* **Task item**: Your answer must consist solely of the lines from the start of the entries below through the line with "The structure derives", unchanged.

* **Data provided**:

┌──

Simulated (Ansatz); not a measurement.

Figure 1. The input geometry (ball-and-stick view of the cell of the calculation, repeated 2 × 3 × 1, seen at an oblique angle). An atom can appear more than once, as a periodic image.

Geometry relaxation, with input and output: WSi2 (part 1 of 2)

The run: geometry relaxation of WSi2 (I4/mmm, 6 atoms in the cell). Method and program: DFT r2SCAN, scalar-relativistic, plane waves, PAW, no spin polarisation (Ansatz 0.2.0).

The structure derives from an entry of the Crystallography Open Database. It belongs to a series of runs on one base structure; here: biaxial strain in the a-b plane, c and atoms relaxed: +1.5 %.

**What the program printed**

└──

* **Your response**:
Simulated (Ansatz); not a measurement.

Figure 1. The input geometry (ball-and-stick view of the cell of the calculation, repeated 2 × 3 × 1, seen at an oblique angle). An atom can appear more than once, as a periodic image.

Geometry relaxation, with input and output: WSi2 (part 1 of 2)

The run: geometry relaxation of WSi2 (I4/mmm, 6 atoms in the cell). Method and program: DFT r2SCAN, scalar-relativistic, plane waves, PAW, no spin polarisation (Ansatz 0.2.0).

The structure derives from an entry of the Crystallography Open Database. It belongs to a series of runs on one base structure; here: biaxial strain in the a-b plane, c and atoms relaxed: +1.5 %.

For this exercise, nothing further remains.